--- Activity ---
All of the entries are to be written out again verbatim.

◆ ◆ ◆ ◆

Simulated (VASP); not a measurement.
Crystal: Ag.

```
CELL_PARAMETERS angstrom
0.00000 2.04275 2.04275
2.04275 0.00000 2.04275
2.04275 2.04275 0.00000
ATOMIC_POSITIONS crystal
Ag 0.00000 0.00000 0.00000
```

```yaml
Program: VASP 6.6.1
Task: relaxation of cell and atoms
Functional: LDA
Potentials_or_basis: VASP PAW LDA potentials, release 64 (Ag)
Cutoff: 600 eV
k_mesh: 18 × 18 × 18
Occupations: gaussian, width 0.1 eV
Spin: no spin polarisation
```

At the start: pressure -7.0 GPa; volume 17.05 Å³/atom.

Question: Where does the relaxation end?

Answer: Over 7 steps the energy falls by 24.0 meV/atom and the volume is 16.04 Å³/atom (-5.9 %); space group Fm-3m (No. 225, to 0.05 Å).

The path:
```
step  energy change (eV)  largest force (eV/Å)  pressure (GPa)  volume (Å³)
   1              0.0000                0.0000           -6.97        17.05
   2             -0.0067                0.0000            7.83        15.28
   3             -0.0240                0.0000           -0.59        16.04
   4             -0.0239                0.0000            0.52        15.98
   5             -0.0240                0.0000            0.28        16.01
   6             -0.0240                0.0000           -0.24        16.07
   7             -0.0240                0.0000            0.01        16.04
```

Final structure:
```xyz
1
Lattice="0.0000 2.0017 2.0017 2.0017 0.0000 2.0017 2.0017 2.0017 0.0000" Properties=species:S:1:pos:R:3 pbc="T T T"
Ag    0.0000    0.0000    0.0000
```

◆ ◆ ◆ ◆

--- Exercise solution ---
Simulated (VASP); not a measurement.
Crystal: Ag.

```
CELL_PARAMETERS angstrom
0.00000 2.04275 2.04275
2.04275 0.00000 2.04275
2.04275 2.04275 0.00000
ATOMIC_POSITIONS crystal
Ag 0.00000 0.00000 0.00000
```

```yaml
Program: VASP 6.6.1
Task: relaxation of cell and atoms
Functional: LDA
Potentials_or_basis: VASP PAW LDA potentials, release 64 (Ag)
Cutoff: 600 eV
k_mesh: 18 × 18 × 18
Occupations: gaussian, width 0.1 eV
Spin: no spin polarisation
```

At the start: pressure -7.0 GPa; volume 17.05 Å³/atom.

Question: Where does the relaxation end?

Answer: Over 7 steps the energy falls by 24.0 meV/atom and the volume is 16.04 Å³/atom (-5.9 %); space group Fm-3m (No. 225, to 0.05 Å).

The path:
```
step  energy change (eV)  largest force (eV/Å)  pressure (GPa)  volume (Å³)
   1              0.0000                0.0000           -6.97        17.05
   2             -0.0067                0.0000            7.83        15.28
   3             -0.0240                0.0000           -0.59        16.04
   4             -0.0239                0.0000            0.52        15.98
   5             -0.0240                0.0000            0.28        16.01
   6             -0.0240                0.0000           -0.24        16.07
   7             -0.0240                0.0000            0.01        16.04
```

Final structure:
```xyz
1
Lattice="0.0000 2.0017 2.0017 2.0017 0.0000 2.0017 2.0017 2.0017 0.0000" Properties=species:S:1:pos:R:3 pbc="T T T"
Ag    0.0000    0.0000    0.0000
```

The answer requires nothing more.